Data supplied Block Start
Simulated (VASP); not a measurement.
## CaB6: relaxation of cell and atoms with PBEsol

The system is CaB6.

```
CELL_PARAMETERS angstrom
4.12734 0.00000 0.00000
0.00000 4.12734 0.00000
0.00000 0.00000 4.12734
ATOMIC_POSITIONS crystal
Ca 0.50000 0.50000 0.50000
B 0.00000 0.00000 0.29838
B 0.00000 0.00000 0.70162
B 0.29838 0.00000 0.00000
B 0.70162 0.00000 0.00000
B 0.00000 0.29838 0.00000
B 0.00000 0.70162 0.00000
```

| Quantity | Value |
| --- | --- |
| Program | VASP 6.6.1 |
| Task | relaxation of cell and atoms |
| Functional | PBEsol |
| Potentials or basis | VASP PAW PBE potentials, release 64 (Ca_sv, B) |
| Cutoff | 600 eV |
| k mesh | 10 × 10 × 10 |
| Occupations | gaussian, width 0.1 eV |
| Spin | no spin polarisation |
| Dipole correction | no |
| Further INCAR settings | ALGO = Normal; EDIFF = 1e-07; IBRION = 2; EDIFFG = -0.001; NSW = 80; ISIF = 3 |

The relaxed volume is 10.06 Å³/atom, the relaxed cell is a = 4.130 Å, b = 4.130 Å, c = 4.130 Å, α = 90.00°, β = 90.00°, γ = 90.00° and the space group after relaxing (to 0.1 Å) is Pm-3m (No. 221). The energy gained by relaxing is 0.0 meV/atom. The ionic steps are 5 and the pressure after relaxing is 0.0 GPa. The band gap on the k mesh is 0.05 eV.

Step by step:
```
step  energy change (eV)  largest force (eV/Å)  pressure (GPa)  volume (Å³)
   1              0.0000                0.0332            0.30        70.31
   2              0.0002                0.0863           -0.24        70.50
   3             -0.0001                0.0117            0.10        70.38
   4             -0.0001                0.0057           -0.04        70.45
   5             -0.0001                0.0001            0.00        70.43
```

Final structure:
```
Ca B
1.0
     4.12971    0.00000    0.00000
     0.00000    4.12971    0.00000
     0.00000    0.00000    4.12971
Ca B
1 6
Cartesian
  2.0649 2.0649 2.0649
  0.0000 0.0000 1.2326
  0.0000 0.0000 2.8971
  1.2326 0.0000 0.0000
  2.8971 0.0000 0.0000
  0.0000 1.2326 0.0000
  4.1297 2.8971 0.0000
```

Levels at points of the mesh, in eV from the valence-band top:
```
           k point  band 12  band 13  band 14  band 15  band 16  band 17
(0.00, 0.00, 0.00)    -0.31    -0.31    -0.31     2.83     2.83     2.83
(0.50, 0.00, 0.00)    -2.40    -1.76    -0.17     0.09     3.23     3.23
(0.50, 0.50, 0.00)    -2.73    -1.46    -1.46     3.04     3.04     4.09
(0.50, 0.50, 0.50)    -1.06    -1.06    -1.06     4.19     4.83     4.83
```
Data supplied Block End

Requirement:
Reproduce the lines of the entries above from the one with "Functional | PBEsol |" to the one with "The relaxed volume", both included, exactly and without any other line.

Worked solution:
| Functional | PBEsol |
| Potentials or basis | VASP PAW PBE potentials, release 64 (Ca_sv, B) |
| Cutoff | 600 eV |
| k mesh | 10 × 10 × 10 |
| Occupations | gaussian, width 0.1 eV |
| Spin | no spin polarisation |
| Dipole correction | no |
| Further INCAR settings | ALGO = Normal; EDIFF = 1e-07; IBRION = 2; EDIFFG = -0.001; NSW = 80; ISIF = 3 |

The relaxed volume is 10.06 Å³/atom, the relaxed cell is a = 4.130 Å, b = 4.130 Å, c = 4.130 Å, α = 90.00°, β = 90.00°, γ = 90.00° and the space group after relaxing (to 0.1 Å) is Pm-3m (No. 221). The energy gained by relaxing is 0.0 meV/atom. The ionic steps are 5 and the pressure after relaxing is 0.0 GPa. The band gap on the k mesh is 0.05 eV.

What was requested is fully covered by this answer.